▶ [Dataset extract]:
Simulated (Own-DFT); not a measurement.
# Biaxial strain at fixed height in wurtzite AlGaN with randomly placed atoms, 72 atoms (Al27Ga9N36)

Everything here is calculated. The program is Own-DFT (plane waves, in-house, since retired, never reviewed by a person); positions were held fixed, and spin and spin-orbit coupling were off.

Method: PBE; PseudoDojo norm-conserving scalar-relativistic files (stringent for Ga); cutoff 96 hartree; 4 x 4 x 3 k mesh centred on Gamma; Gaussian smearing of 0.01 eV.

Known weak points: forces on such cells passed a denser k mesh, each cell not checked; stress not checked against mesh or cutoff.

▶ [Work task]: For each record in the listing, output it again exactly.

▶ [Exercise solution]:
Simulated (Own-DFT); not a measurement.
# Biaxial strain at fixed height in wurtzite AlGaN with randomly placed atoms, 72 atoms (Al27Ga9N36)

Everything here is calculated. The program is Own-DFT (plane waves, in-house, since retired, never reviewed by a person); positions were held fixed, and spin and spin-orbit coupling were off.

Method: PBE; PseudoDojo norm-conserving scalar-relativistic files (stringent for Ga); cutoff 96 hartree; 4 x 4 x 3 k mesh centred on Gamma; Gaussian smearing of 0.01 eV.

Known weak points: forces on such cells passed a denser k mesh, each cell not checked; stress not checked against mesh or cutoff.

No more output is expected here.